Activity
Repeat exactly the lines of the listing below, please, starting with the first and ending with the line containing "Strains are applied"; leave out the rest.

Data shown START

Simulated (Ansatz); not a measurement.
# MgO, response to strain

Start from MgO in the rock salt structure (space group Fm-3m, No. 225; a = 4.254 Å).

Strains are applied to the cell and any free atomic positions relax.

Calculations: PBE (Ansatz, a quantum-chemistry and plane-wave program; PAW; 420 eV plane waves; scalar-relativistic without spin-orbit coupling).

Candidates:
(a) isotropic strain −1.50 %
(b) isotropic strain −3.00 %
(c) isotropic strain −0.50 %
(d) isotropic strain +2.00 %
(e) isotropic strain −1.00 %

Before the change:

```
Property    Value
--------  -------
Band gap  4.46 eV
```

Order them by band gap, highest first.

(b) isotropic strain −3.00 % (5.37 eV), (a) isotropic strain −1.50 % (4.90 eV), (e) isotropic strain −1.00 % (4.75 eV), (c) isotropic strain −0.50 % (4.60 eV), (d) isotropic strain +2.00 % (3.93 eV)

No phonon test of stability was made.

Data shown END

Response
Simulated (Ansatz); not a measurement.
# MgO, response to strain

Start from MgO in the rock salt structure (space group Fm-3m, No. 225; a = 4.254 Å).

Strains are applied to the cell and any free atomic positions relax.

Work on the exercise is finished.